== ACTIVITY ==
Everything in the data below is left aside except the lines from the one containing "This is the r²SCAN-relaxed structure." through the one containing "Space group Fd-3m"; repeat those exactly.

# # #

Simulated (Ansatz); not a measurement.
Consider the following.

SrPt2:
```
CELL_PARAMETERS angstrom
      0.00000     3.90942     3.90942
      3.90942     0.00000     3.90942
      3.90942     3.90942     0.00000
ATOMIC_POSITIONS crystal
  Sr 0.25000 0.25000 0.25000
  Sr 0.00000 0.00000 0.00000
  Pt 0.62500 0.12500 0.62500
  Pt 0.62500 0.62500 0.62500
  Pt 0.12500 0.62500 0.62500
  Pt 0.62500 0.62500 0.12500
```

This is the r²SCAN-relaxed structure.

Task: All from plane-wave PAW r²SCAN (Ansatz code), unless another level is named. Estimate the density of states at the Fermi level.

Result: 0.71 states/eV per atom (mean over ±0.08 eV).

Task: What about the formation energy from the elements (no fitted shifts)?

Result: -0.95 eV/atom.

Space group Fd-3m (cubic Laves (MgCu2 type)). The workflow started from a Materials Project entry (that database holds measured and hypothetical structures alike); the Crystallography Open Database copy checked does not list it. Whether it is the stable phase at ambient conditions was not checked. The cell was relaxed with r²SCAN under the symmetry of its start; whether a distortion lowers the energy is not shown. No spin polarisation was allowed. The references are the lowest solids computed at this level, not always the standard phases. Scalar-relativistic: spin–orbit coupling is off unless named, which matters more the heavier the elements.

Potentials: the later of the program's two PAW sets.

# # #

== EXERCISE SOLUTION ==
This is the r²SCAN-relaxed structure.

Task: All from plane-wave PAW r²SCAN (Ansatz code), unless another level is named. Estimate the density of states at the Fermi level.

Result: 0.71 states/eV per atom (mean over ±0.08 eV).

Task: What about the formation energy from the elements (no fitted shifts)?

Result: -0.95 eV/atom.

Space group Fd-3m (cubic Laves (MgCu2 type)). The workflow started from a Materials Project entry (that database holds measured and hypothetical structures alike); the Crystallography Open Database copy checked does not list it. Whether it is the stable phase at ambient conditions was not checked. The cell was relaxed with r²SCAN under the symmetry of its start; whether a distortion lowers the energy is not shown. No spin polarisation was allowed. The references are the lowest solids computed at this level, not always the standard phases. Scalar-relativistic: spin–orbit coupling is off unless named, which matters more the heavier the elements.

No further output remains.